§ TASK ITEM
Copy out exactly the lines from the start of the data to the line containing "All values are". Include both.

§ SOURCE MATERIAL
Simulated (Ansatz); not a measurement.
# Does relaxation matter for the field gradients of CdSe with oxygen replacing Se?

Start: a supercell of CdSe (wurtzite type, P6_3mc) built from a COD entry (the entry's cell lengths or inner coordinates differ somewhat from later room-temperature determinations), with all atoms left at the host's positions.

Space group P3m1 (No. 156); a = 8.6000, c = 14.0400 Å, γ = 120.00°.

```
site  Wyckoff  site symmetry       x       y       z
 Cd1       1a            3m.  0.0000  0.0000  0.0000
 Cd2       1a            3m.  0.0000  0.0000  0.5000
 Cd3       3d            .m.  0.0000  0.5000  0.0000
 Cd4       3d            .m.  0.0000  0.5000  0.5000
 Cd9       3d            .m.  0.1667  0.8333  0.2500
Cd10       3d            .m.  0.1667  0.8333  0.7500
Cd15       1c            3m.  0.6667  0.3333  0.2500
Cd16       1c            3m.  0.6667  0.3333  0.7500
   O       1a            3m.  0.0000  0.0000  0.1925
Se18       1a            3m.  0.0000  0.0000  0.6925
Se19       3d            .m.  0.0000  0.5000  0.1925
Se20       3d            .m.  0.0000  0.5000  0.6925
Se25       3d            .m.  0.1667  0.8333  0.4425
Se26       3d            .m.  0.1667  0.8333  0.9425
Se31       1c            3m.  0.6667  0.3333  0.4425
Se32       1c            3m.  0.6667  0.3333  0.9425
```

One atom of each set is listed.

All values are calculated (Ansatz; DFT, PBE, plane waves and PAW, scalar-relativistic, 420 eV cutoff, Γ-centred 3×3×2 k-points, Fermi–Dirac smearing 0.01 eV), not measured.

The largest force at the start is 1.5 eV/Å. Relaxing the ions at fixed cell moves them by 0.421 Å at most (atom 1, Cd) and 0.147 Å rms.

§ YOUR RESPONSE
Simulated (Ansatz); not a measurement.
# Does relaxation matter for the field gradients of CdSe with oxygen replacing Se?

Start: a supercell of CdSe (wurtzite type, P6_3mc) built from a COD entry (the entry's cell lengths or inner coordinates differ somewhat from later room-temperature determinations), with all atoms left at the host's positions.

Space group P3m1 (No. 156); a = 8.6000, c = 14.0400 Å, γ = 120.00°.

```
site  Wyckoff  site symmetry       x       y       z
 Cd1       1a            3m.  0.0000  0.0000  0.0000
 Cd2       1a            3m.  0.0000  0.0000  0.5000
 Cd3       3d            .m.  0.0000  0.5000  0.0000
 Cd4       3d            .m.  0.0000  0.5000  0.5000
 Cd9       3d            .m.  0.1667  0.8333  0.2500
Cd10       3d            .m.  0.1667  0.8333  0.7500
Cd15       1c            3m.  0.6667  0.3333  0.2500
Cd16       1c            3m.  0.6667  0.3333  0.7500
   O       1a            3m.  0.0000  0.0000  0.1925
Se18       1a            3m.  0.0000  0.0000  0.6925
Se19       3d            .m.  0.0000  0.5000  0.1925
Se20       3d            .m.  0.0000  0.5000  0.6925
Se25       3d            .m.  0.1667  0.8333  0.4425
Se26       3d            .m.  0.1667  0.8333  0.9425
Se31       1c            3m.  0.6667  0.3333  0.4425
Se32       1c            3m.  0.6667  0.3333  0.9425
```

One atom of each set is listed.

All values are calculated (Ansatz; DFT, PBE, plane waves and PAW, scalar-relativistic, 420 eV cutoff, Γ-centred 3×3×2 k-points, Fermi–Dirac smearing 0.01 eV), not measured.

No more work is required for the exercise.